-*-
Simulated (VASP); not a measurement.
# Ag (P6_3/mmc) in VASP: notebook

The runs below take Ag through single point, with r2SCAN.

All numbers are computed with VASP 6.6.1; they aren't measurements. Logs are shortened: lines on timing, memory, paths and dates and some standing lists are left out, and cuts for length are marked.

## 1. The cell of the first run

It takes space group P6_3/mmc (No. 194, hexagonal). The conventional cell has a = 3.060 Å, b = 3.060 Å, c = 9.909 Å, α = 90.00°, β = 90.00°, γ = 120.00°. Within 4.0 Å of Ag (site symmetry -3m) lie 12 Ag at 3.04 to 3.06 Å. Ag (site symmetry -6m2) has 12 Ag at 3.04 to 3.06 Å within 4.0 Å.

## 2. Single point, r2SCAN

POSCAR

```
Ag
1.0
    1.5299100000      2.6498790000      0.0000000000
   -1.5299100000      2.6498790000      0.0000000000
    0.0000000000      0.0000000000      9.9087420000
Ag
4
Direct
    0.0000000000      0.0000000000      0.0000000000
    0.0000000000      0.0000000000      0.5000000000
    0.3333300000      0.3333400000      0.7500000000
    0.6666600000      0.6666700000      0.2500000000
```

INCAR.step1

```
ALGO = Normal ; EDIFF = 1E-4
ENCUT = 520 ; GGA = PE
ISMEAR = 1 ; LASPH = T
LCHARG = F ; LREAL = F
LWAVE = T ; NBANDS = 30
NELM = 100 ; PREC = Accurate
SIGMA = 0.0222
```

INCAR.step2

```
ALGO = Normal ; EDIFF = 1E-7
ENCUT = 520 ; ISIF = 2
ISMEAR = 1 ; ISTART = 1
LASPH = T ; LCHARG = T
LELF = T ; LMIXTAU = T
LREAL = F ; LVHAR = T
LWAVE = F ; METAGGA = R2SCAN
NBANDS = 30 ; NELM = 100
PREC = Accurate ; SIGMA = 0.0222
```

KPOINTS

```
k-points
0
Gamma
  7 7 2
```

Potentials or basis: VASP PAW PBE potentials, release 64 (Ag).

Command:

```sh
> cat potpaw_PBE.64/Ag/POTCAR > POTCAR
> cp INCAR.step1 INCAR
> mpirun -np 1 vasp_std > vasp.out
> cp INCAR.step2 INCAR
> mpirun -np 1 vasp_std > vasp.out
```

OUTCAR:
-*-

● **Requirement**: The lines above, from the first through the one containing "## 1. The cell of the first run", must be restated word for word, with nothing added.

● **Expected answer**:
Simulated (VASP); not a measurement.
# Ag (P6_3/mmc) in VASP: notebook

The runs below take Ag through single point, with r2SCAN.

All numbers are computed with VASP 6.6.1; they aren't measurements. Logs are shortened: lines on timing, memory, paths and dates and some standing lists are left out, and cuts for length are marked.

## 1. The cell of the first run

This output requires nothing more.